## Study material
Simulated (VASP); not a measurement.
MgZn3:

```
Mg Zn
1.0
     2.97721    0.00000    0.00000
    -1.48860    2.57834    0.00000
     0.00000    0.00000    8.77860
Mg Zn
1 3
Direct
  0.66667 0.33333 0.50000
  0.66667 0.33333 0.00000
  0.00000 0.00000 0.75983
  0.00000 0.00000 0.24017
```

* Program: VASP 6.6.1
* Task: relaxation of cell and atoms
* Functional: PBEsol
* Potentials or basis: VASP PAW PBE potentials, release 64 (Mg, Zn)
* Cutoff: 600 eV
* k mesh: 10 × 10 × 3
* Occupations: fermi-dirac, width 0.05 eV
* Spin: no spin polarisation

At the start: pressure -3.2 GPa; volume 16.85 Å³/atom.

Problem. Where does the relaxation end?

## Exercise
Above this instruction are the records; retype exactly the lines from the one containing "Program: VASP 6.6.1" up to and including the one containing "At the start: pressure".

## Result
* Program: VASP 6.6.1
* Task: relaxation of cell and atoms
* Functional: PBEsol
* Potentials or basis: VASP PAW PBE potentials, release 64 (Mg, Zn)
* Cutoff: 600 eV
* k mesh: 10 × 10 × 3
* Occupations: fermi-dirac, width 0.05 eV
* Spin: no spin polarisation

At the start: pressure -3.2 GPa; volume 16.85 Å³/atom.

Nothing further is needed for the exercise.